> [EXERCISE] Without any alteration, retype the records that appear below.

> [PROVIDED MATERIAL]
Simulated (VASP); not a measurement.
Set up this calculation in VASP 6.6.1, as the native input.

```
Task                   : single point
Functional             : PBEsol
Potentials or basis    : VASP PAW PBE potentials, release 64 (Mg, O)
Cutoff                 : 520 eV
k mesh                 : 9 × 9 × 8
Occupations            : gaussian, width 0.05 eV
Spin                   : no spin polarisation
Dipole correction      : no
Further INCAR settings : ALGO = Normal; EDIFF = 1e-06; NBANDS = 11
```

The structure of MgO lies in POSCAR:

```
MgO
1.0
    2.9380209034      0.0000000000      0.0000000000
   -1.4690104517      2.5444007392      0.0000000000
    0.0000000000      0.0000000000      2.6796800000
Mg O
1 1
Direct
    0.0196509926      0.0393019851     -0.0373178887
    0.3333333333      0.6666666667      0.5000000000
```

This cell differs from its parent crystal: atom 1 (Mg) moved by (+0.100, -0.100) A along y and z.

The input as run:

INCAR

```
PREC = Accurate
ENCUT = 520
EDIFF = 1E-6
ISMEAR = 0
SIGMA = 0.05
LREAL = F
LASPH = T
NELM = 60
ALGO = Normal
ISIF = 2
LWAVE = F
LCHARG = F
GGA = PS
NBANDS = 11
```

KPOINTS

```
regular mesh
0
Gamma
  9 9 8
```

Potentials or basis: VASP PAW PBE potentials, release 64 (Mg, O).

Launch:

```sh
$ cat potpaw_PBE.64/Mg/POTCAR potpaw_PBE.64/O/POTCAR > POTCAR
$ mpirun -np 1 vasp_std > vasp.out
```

> [WRITTEN ANSWER]
Simulated (VASP); not a measurement.
Set up this calculation in VASP 6.6.1, as the native input.

```
Task                   : single point
Functional             : PBEsol
Potentials or basis    : VASP PAW PBE potentials, release 64 (Mg, O)
Cutoff                 : 520 eV
k mesh                 : 9 × 9 × 8
Occupations            : gaussian, width 0.05 eV
Spin                   : no spin polarisation
Dipole correction      : no
Further INCAR settings : ALGO = Normal; EDIFF = 1e-06; NBANDS = 11
```

The structure of MgO lies in POSCAR:

```
MgO
1.0
    2.9380209034      0.0000000000      0.0000000000
   -1.4690104517      2.5444007392      0.0000000000
    0.0000000000      0.0000000000      2.6796800000
Mg O
1 1
Direct
    0.0196509926      0.0393019851     -0.0373178887
    0.3333333333      0.6666666667      0.5000000000
```

This cell differs from its parent crystal: atom 1 (Mg) moved by (+0.100, -0.100) A along y and z.

The input as run:

INCAR

```
PREC = Accurate
ENCUT = 520
EDIFF = 1E-6
ISMEAR = 0
SIGMA = 0.05
LREAL = F
LASPH = T
NELM = 60
ALGO = Normal
ISIF = 2
LWAVE = F
LCHARG = F
GGA = PS
NBANDS = 11
```

KPOINTS

```
regular mesh
0
Gamma
  9 9 8
```

Potentials or basis: VASP PAW PBE potentials, release 64 (Mg, O).

Launch:

```sh
$ cat potpaw_PBE.64/Mg/POTCAR potpaw_PBE.64/O/POTCAR > POTCAR
$ mpirun -np 1 vasp_std > vasp.out
```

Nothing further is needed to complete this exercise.